■ **BRIEF**
In full and without alteration, write out the lines below.

[[ DATA EXTRACTS, beginning ]]

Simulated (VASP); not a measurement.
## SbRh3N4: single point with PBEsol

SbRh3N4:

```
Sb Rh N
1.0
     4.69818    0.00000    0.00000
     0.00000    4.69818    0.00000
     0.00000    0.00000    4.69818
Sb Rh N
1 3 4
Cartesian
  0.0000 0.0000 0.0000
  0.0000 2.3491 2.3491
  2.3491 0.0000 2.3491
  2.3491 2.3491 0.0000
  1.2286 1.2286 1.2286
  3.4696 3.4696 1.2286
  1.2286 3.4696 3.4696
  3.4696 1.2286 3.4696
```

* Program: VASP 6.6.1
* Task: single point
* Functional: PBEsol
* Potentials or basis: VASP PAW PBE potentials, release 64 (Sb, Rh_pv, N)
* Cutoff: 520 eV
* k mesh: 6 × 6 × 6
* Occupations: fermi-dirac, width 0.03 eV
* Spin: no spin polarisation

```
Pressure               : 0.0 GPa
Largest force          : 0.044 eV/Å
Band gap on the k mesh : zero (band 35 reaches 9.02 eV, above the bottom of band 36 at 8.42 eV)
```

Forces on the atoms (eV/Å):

[[ DATA EXTRACTS, end ]]

■ **RESULT**
Simulated (VASP); not a measurement.
## SbRh3N4: single point with PBEsol

SbRh3N4:

```
Sb Rh N
1.0
     4.69818    0.00000    0.00000
     0.00000    4.69818    0.00000
     0.00000    0.00000    4.69818
Sb Rh N
1 3 4
Cartesian
  0.0000 0.0000 0.0000
  0.0000 2.3491 2.3491
  2.3491 0.0000 2.3491
  2.3491 2.3491 0.0000
  1.2286 1.2286 1.2286
  3.4696 3.4696 1.2286
  1.2286 3.4696 3.4696
  3.4696 1.2286 3.4696
```

* Program: VASP 6.6.1
* Task: single point
* Functional: PBEsol
* Potentials or basis: VASP PAW PBE potentials, release 64 (Sb, Rh_pv, N)
* Cutoff: 520 eV
* k mesh: 6 × 6 × 6
* Occupations: fermi-dirac, width 0.03 eV
* Spin: no spin polarisation

```
Pressure               : 0.0 GPa
Largest force          : 0.044 eV/Å
Band gap on the k mesh : zero (band 35 reaches 9.02 eV, above the bottom of band 36 at 8.42 eV)
```

Forces on the atoms (eV/Å):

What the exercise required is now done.